▶ [INFORMATION GIVEN]
═══

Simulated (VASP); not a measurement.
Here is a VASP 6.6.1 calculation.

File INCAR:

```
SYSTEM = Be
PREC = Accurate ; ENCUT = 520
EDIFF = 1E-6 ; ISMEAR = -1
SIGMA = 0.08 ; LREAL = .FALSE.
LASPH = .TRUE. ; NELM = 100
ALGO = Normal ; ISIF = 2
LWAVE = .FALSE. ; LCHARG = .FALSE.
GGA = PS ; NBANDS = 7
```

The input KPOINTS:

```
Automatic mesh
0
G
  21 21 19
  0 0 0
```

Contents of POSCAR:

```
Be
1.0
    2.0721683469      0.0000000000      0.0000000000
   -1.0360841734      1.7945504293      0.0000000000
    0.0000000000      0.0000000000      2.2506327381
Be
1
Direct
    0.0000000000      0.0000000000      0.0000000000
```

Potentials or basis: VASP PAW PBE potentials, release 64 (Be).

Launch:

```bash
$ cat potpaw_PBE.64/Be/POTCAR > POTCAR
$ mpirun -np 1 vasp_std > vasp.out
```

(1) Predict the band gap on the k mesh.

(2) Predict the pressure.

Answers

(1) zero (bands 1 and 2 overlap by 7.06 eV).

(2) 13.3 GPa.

═══

▶ [WORK TASK] Each line from the beginning of the entries to the line with "(1) zero (bands 1 and 2 overlap by 7.06 eV)." must be repeated exactly, with both end lines kept and no other lines given.

▶ [SOLUTION]
Simulated (VASP); not a measurement.
Here is a VASP 6.6.1 calculation.

File INCAR:

```
SYSTEM = Be
PREC = Accurate ; ENCUT = 520
EDIFF = 1E-6 ; ISMEAR = -1
SIGMA = 0.08 ; LREAL = .FALSE.
LASPH = .TRUE. ; NELM = 100
ALGO = Normal ; ISIF = 2
LWAVE = .FALSE. ; LCHARG = .FALSE.
GGA = PS ; NBANDS = 7
```

The input KPOINTS:

```
Automatic mesh
0
G
  21 21 19
  0 0 0
```

Contents of POSCAR:

```
Be
1.0
    2.0721683469      0.0000000000      0.0000000000
   -1.0360841734      1.7945504293      0.0000000000
    0.0000000000      0.0000000000      2.2506327381
Be
1
Direct
    0.0000000000      0.0000000000      0.0000000000
```

Potentials or basis: VASP PAW PBE potentials, release 64 (Be).

Launch:

```bash
$ cat potpaw_PBE.64/Be/POTCAR > POTCAR
$ mpirun -np 1 vasp_std > vasp.out
```

(1) Predict the band gap on the k mesh.

(2) Predict the pressure.

Answers

(1) zero (bands 1 and 2 overlap by 7.06 eV).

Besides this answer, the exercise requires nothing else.